WORK REQUEST → Even where a line looks wrong, copy it exactly and include every entry.

STORED DATA →
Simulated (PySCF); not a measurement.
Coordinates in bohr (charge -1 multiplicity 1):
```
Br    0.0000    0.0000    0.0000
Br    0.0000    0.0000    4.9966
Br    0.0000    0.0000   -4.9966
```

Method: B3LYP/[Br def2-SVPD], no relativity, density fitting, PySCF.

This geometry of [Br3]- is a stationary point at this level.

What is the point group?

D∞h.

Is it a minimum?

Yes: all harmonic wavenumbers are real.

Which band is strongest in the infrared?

WRITTEN ANSWER →
Simulated (PySCF); not a measurement.
Coordinates in bohr (charge -1 multiplicity 1):
```
Br    0.0000    0.0000    0.0000
Br    0.0000    0.0000    4.9966
Br    0.0000    0.0000   -4.9966
```

Method: B3LYP/[Br def2-SVPD], no relativity, density fitting, PySCF.

This geometry of [Br3]- is a stationary point at this level.

What is the point group?

D∞h.

Is it a minimum?

Yes: all harmonic wavenumbers are real.

Which band is strongest in the infrared?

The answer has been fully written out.